_REQUIRED ACTION:_ Using the listing below, copy exactly the lines from the one containing "cell | 22 | 38 |" to the one containing "VASP (GPa): 0.75.", both lines included, and no others.

_INFORMATION:_
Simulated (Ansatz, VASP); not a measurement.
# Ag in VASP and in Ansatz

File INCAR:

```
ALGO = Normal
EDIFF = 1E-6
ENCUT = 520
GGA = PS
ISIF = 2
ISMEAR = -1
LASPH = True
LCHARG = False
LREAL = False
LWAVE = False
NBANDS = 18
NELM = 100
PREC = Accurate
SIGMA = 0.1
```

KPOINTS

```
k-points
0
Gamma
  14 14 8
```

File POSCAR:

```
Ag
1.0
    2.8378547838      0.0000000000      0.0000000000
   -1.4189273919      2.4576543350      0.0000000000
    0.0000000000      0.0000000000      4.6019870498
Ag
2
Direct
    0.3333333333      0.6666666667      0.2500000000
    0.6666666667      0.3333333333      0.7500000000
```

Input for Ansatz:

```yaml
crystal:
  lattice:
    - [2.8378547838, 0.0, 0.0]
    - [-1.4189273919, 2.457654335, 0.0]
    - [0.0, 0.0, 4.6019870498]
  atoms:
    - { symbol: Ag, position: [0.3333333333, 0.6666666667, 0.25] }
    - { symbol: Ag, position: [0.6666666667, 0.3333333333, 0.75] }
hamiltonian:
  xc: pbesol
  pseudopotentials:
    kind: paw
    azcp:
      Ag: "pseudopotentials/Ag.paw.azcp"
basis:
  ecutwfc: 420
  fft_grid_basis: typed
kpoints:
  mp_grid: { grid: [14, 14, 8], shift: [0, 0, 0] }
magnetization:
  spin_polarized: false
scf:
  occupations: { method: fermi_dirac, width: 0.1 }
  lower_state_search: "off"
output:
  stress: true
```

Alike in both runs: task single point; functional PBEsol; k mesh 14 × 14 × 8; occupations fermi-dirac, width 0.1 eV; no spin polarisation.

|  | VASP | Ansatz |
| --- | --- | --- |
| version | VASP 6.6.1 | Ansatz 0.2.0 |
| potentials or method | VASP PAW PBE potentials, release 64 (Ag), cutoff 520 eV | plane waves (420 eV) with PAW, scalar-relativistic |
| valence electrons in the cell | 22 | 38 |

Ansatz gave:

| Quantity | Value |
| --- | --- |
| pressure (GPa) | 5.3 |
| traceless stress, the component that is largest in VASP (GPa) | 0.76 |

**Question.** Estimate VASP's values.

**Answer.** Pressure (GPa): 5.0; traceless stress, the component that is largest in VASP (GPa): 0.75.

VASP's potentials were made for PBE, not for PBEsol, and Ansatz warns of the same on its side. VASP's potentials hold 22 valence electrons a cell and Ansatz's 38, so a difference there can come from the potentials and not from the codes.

_WRITTEN RESPONSE:_
| valence electrons in the cell | 22 | 38 |

Ansatz gave:

| Quantity | Value |
| --- | --- |
| pressure (GPa) | 5.3 |
| traceless stress, the component that is largest in VASP (GPa) | 0.76 |

**Question.** Estimate VASP's values.

**Answer.** Pressure (GPa): 5.0; traceless stress, the component that is largest in VASP (GPa): 0.75.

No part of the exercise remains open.